-- Opening Marker --

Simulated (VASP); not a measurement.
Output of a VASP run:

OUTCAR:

-- Closing Marker --

**Work order:** Reproduce the lines of the records exactly, from the first one through the line that contains "Output of a".

**Response box:**
Simulated (VASP); not a measurement.
Output of a VASP run:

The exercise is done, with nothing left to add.